Work request – Nothing in the entries below may be altered; print them as they stand.

Information given –
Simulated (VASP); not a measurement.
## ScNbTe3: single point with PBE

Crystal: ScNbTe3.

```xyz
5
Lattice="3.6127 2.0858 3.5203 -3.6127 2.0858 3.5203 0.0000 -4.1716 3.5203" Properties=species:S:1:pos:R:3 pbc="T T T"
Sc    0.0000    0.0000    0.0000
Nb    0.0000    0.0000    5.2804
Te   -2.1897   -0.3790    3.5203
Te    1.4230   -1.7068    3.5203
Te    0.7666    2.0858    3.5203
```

Task answer –
Simulated (VASP); not a measurement.
## ScNbTe3: single point with PBE

Crystal: ScNbTe3.

```xyz
5
Lattice="3.6127 2.0858 3.5203 -3.6127 2.0858 3.5203 0.0000 -4.1716 3.5203" Properties=species:S:1:pos:R:3 pbc="T T T"
Sc    0.0000    0.0000    0.0000
Nb    0.0000    0.0000    5.2804
Te   -2.1897   -0.3790    3.5203
Te    1.4230   -1.7068    3.5203
Te    0.7666    2.0858    3.5203
```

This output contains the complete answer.